=== Record set ===
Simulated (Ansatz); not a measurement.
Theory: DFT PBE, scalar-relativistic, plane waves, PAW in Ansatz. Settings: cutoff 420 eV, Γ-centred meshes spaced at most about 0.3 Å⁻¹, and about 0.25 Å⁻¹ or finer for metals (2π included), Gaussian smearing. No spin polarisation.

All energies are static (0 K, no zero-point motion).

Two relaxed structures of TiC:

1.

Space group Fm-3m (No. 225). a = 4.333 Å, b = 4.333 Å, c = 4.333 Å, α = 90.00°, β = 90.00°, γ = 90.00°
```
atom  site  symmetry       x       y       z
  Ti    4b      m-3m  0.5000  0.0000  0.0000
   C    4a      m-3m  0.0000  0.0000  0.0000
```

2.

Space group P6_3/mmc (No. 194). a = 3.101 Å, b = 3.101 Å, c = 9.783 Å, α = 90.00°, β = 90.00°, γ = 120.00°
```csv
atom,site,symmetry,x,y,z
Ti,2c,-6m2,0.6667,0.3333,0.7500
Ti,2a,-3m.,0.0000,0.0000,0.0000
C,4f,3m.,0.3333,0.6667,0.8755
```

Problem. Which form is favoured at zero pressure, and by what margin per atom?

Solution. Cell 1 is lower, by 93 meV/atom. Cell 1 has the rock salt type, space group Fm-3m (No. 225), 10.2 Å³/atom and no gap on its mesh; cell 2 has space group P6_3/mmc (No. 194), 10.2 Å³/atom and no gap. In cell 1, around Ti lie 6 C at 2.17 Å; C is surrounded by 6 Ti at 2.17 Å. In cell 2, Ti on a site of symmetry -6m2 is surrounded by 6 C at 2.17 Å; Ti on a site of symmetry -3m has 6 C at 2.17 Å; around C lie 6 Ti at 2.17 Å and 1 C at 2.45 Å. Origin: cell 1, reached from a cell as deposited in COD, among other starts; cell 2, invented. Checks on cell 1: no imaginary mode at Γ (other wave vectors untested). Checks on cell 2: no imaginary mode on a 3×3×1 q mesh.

=== Assigned task ===
Copy out precisely the lines from the line with "Two relaxed structures" to the line with "Problem. Which form" in the material above, including those two lines and omitting all the rest.

=== Reply ===
Two relaxed structures of TiC:

1.

Space group Fm-3m (No. 225). a = 4.333 Å, b = 4.333 Å, c = 4.333 Å, α = 90.00°, β = 90.00°, γ = 90.00°
```
atom  site  symmetry       x       y       z
  Ti    4b      m-3m  0.5000  0.0000  0.0000
   C    4a      m-3m  0.0000  0.0000  0.0000
```

2.

Space group P6_3/mmc (No. 194). a = 3.101 Å, b = 3.101 Å, c = 9.783 Å, α = 90.00°, β = 90.00°, γ = 120.00°
```csv
atom,site,symmetry,x,y,z
Ti,2c,-6m2,0.6667,0.3333,0.7500
Ti,2a,-3m.,0.0000,0.0000,0.0000
C,4f,3m.,0.3333,0.6667,0.8755
```

Problem. Which form is favoured at zero pressure, and by what margin per atom?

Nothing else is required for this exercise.